Information shown:
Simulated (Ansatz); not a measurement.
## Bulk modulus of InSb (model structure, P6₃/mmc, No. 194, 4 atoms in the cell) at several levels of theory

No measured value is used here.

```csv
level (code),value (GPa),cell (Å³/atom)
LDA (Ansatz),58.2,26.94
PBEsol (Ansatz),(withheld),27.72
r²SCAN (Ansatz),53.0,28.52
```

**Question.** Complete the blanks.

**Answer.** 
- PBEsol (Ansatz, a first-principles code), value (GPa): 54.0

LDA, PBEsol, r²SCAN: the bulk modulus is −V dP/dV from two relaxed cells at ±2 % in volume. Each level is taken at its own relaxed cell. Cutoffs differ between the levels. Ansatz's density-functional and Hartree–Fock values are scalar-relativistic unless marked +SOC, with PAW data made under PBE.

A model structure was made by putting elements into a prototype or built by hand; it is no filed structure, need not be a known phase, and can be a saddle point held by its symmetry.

Work task:
Please give back exactly the lines of the listing above that run from the one containing "Complete the blanks." through the one containing "LDA, PBEsol, r²SCAN: the", and only those.

Answer box:
**Question.** Complete the blanks.

**Answer.** 
- PBEsol (Ansatz, a first-principles code), value (GPa): 54.0

LDA, PBEsol, r²SCAN: the bulk modulus is −V dP/dV from two relaxed cells at ±2 % in volume. Each level is taken at its own relaxed cell. Cutoffs differ between the levels. Ansatz's density-functional and Hartree–Fock values are scalar-relativistic unless marked +SOC, with PAW data made under PBE.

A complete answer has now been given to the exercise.